Work order: Each line below should be quoted exactly, please.

Provided material:
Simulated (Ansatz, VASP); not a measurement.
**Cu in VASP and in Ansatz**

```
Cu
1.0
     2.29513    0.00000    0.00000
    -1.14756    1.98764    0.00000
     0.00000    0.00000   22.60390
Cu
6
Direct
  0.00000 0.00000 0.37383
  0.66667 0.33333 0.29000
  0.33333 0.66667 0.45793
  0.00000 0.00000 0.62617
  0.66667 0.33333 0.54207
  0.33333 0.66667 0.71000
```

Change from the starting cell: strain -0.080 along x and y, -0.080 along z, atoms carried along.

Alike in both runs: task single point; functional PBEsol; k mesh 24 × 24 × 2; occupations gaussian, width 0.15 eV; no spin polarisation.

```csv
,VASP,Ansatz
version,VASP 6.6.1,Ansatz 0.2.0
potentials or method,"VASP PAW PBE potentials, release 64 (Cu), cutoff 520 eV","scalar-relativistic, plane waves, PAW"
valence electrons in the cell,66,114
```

Written solution:
Simulated (Ansatz, VASP); not a measurement.
**Cu in VASP and in Ansatz**

```
Cu
1.0
     2.29513    0.00000    0.00000
    -1.14756    1.98764    0.00000
     0.00000    0.00000   22.60390
Cu
6
Direct
  0.00000 0.00000 0.37383
  0.66667 0.33333 0.29000
  0.33333 0.66667 0.45793
  0.00000 0.00000 0.62617
  0.66667 0.33333 0.54207
  0.33333 0.66667 0.71000
```

Change from the starting cell: strain -0.080 along x and y, -0.080 along z, atoms carried along.

Alike in both runs: task single point; functional PBEsol; k mesh 24 × 24 × 2; occupations gaussian, width 0.15 eV; no spin polarisation.

```csv
,VASP,Ansatz
version,VASP 6.6.1,Ansatz 0.2.0
potentials or method,"VASP PAW PBE potentials, release 64 (Cu), cutoff 520 eV","scalar-relativistic, plane waves, PAW"
valence electrons in the cell,66,114
```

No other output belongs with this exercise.